→ Requirement:
Return the lines below exactly as they appear, please, starting with the first and ending with the one that contains "Orbital A: σ, occupied".

(Beginning of Given data)
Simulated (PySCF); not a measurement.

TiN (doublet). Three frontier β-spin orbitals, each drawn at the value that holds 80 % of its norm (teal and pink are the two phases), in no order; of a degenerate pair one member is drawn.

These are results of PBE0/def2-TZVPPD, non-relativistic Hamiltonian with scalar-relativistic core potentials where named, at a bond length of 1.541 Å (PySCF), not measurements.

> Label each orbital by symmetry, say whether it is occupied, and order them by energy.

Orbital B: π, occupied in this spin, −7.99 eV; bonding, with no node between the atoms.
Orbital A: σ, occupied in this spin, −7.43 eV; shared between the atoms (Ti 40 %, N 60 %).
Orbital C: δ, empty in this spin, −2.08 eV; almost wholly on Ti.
(End of Given data)

→ Response box:
Simulated (PySCF); not a measurement.

TiN (doublet). Three frontier β-spin orbitals, each drawn at the value that holds 80 % of its norm (teal and pink are the two phases), in no order; of a degenerate pair one member is drawn.

These are results of PBE0/def2-TZVPPD, non-relativistic Hamiltonian with scalar-relativistic core potentials where named, at a bond length of 1.541 Å (PySCF), not measurements.

> Label each orbital by symmetry, say whether it is occupied, and order them by energy.

Orbital B: π, occupied in this spin, −7.99 eV; bonding, with no node between the atoms.
Orbital A: σ, occupied in this spin, −7.43 eV; shared between the atoms (Ti 40 %, N 60 %).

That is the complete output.